**Assigned task**
Stop after the line with "Answer: x = 0.05: 287.6"; until then, please copy every line of the records word for word from the first.

Top of Data records

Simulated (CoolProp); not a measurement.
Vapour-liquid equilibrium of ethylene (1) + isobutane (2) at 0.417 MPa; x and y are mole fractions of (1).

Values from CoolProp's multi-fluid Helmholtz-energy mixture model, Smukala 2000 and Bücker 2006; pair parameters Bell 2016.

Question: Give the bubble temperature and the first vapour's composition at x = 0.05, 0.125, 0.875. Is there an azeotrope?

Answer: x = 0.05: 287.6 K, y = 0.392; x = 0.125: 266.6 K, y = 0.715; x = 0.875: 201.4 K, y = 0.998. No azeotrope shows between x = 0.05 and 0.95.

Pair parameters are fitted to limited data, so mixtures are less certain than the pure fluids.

Bottom of Data records

**Answer area**
Simulated (CoolProp); not a measurement.
Vapour-liquid equilibrium of ethylene (1) + isobutane (2) at 0.417 MPa; x and y are mole fractions of (1).

Values from CoolProp's multi-fluid Helmholtz-energy mixture model, Smukala 2000 and Bücker 2006; pair parameters Bell 2016.

Question: Give the bubble temperature and the first vapour's composition at x = 0.05, 0.125, 0.875. Is there an azeotrope?

Answer: x = 0.05: 287.6 K, y = 0.392; x = 0.125: 266.6 K, y = 0.715; x = 0.875: 201.4 K, y = 0.998. No azeotrope shows between x = 0.05 and 0.95.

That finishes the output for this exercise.